= Beginning of Section =

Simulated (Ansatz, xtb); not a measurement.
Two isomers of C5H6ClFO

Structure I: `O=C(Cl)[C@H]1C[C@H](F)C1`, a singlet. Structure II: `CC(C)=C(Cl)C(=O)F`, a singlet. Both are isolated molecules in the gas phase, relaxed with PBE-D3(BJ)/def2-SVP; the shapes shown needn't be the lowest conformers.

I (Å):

= End of Section =

— WORK ITEM —
Set out every record in full, exactly as given.

— YOUR RESPONSE —
Simulated (Ansatz, xtb); not a measurement.
Two isomers of C5H6ClFO

Structure I: `O=C(Cl)[C@H]1C[C@H](F)C1`, a singlet. Structure II: `CC(C)=C(Cl)C(=O)F`, a singlet. Both are isolated molecules in the gas phase, relaxed with PBE-D3(BJ)/def2-SVP; the shapes shown needn't be the lowest conformers.

I (Å):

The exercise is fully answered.